### ACTION ITEM
Retype every record that follows, character for character.

+-------+

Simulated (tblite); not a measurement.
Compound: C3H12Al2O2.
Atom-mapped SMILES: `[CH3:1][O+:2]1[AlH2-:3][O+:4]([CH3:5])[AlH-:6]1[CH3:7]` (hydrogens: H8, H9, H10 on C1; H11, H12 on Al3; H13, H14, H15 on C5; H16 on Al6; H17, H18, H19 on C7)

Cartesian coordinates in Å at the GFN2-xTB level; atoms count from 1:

+-------+

### YOUR RESPONSE
Simulated (tblite); not a measurement.
Compound: C3H12Al2O2.
Atom-mapped SMILES: `[CH3:1][O+:2]1[AlH2-:3][O+:4]([CH3:5])[AlH-:6]1[CH3:7]` (hydrogens: H8, H9, H10 on C1; H11, H12 on Al3; H13, H14, H15 on C5; H16 on Al6; H17, H18, H19 on C7)

Cartesian coordinates in Å at the GFN2-xTB level; atoms count from 1:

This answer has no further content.